WORK ORDER: Your answer must be the full listing, repeated word for word.

━━━━━━

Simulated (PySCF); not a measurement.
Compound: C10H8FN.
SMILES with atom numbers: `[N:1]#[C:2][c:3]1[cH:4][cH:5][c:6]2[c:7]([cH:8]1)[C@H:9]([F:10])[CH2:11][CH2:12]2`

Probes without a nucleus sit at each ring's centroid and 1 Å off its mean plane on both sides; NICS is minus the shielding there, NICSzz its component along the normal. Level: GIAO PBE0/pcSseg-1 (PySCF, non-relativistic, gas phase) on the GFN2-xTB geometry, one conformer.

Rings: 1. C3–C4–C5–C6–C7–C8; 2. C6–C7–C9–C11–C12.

━━━━━━

PROBLEM SOLUTION:
Simulated (PySCF); not a measurement.
Compound: C10H8FN.
SMILES with atom numbers: `[N:1]#[C:2][c:3]1[cH:4][cH:5][c:6]2[c:7]([cH:8]1)[C@H:9]([F:10])[CH2:11][CH2:12]2`

Probes without a nucleus sit at each ring's centroid and 1 Å off its mean plane on both sides; NICS is minus the shielding there, NICSzz its component along the normal. Level: GIAO PBE0/pcSseg-1 (PySCF, non-relativistic, gas phase) on the GFN2-xTB geometry, one conformer.

Rings: 1. C3–C4–C5–C6–C7–C8; 2. C6–C7–C9–C11–C12.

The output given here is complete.